▶ _Stored data_:
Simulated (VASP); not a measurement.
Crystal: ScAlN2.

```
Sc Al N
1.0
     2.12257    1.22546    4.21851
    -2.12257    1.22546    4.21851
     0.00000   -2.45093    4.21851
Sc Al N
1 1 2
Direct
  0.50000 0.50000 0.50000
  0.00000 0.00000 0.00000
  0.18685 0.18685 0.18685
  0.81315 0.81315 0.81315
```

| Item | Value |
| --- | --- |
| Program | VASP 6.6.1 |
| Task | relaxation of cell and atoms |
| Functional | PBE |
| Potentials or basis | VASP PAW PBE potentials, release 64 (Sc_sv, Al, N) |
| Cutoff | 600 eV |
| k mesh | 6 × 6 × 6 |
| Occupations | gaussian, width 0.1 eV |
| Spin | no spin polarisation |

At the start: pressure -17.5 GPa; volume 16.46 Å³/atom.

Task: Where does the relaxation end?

▶ _Exercise_:
Only an exact copy of the data above will do.

▶ _Answer box_:
Simulated (VASP); not a measurement.
Crystal: ScAlN2.

```
Sc Al N
1.0
     2.12257    1.22546    4.21851
    -2.12257    1.22546    4.21851
     0.00000   -2.45093    4.21851
Sc Al N
1 1 2
Direct
  0.50000 0.50000 0.50000
  0.00000 0.00000 0.00000
  0.18685 0.18685 0.18685
  0.81315 0.81315 0.81315
```

| Item | Value |
| --- | --- |
| Program | VASP 6.6.1 |
| Task | relaxation of cell and atoms |
| Functional | PBE |
| Potentials or basis | VASP PAW PBE potentials, release 64 (Sc_sv, Al, N) |
| Cutoff | 600 eV |
| k mesh | 6 × 6 × 6 |
| Occupations | gaussian, width 0.1 eV |
| Spin | no spin polarisation |

At the start: pressure -17.5 GPa; volume 16.46 Å³/atom.

Task: Where does the relaxation end?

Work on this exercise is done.